Assignment: Word for word, repeat every entry that appears below.

BEGIN Data to examine

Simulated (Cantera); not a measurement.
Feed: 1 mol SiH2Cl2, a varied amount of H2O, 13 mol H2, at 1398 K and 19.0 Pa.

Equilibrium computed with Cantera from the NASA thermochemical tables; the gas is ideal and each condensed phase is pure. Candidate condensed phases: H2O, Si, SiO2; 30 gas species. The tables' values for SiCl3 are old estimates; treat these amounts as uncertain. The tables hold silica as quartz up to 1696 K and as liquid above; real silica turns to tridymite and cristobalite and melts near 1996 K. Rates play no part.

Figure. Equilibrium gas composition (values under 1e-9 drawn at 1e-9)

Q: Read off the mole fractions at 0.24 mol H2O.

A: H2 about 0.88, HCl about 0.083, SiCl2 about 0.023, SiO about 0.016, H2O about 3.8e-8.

END Data to examine

Exercise result:
Simulated (Cantera); not a measurement.
Feed: 1 mol SiH2Cl2, a varied amount of H2O, 13 mol H2, at 1398 K and 19.0 Pa.

Equilibrium computed with Cantera from the NASA thermochemical tables; the gas is ideal and each condensed phase is pure. Candidate condensed phases: H2O, Si, SiO2; 30 gas species. The tables' values for SiCl3 are old estimates; treat these amounts as uncertain. The tables hold silica as quartz up to 1696 K and as liquid above; real silica turns to tridymite and cristobalite and melts near 1996 K. Rates play no part.

Figure. Equilibrium gas composition (values under 1e-9 drawn at 1e-9)

Q: Read off the mole fractions at 0.24 mol H2O.

A: H2 about 0.88, HCl about 0.083, SiCl2 about 0.023, SiO about 0.016, H2O about 3.8e-8.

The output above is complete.